↓

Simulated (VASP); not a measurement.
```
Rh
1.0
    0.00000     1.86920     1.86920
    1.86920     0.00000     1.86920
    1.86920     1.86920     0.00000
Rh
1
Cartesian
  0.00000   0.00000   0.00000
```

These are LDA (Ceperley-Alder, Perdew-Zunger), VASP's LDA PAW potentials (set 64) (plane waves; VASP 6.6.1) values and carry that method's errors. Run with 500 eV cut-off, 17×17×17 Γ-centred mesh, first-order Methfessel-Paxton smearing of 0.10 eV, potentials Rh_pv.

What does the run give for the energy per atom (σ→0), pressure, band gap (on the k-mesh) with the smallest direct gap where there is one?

↑

BRIEF:
Word for word, give the records again.

EXERCISE SOLUTION:
Simulated (VASP); not a measurement.
```
Rh
1.0
    0.00000     1.86920     1.86920
    1.86920     0.00000     1.86920
    1.86920     1.86920     0.00000
Rh
1
Cartesian
  0.00000   0.00000   0.00000
```

These are LDA (Ceperley-Alder, Perdew-Zunger), VASP's LDA PAW potentials (set 64) (plane waves; VASP 6.6.1) values and carry that method's errors. Run with 500 eV cut-off, 17×17×17 Γ-centred mesh, first-order Methfessel-Paxton smearing of 0.10 eV, potentials Rh_pv.

What does the run give for the energy per atom (σ→0), pressure, band gap (on the k-mesh) with the smallest direct gap where there is one?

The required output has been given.